→ **Assigned task**: The records that follow need to be output exactly as they are.

→ **Excerpted records**:
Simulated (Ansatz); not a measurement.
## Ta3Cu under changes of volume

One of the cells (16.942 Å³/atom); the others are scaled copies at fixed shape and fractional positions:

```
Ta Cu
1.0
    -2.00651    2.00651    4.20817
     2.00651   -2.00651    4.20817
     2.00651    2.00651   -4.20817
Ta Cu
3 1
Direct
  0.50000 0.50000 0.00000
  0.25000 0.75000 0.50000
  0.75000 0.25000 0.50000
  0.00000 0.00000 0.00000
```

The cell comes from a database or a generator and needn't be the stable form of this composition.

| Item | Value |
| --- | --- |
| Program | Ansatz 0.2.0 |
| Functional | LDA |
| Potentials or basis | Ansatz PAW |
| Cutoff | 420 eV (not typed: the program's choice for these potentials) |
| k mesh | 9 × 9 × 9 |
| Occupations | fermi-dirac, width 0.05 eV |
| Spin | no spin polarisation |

→ **Reply**:
Simulated (Ansatz); not a measurement.
## Ta3Cu under changes of volume

One of the cells (16.942 Å³/atom); the others are scaled copies at fixed shape and fractional positions:

```
Ta Cu
1.0
    -2.00651    2.00651    4.20817
     2.00651   -2.00651    4.20817
     2.00651    2.00651   -4.20817
Ta Cu
3 1
Direct
  0.50000 0.50000 0.00000
  0.25000 0.75000 0.50000
  0.75000 0.25000 0.50000
  0.00000 0.00000 0.00000
```

The cell comes from a database or a generator and needn't be the stable form of this composition.

| Item | Value |
| --- | --- |
| Program | Ansatz 0.2.0 |
| Functional | LDA |
| Potentials or basis | Ansatz PAW |
| Cutoff | 420 eV (not typed: the program's choice for these potentials) |
| k mesh | 9 × 9 × 9 |
| Occupations | fermi-dirac, width 0.05 eV |
| Spin | no spin polarisation |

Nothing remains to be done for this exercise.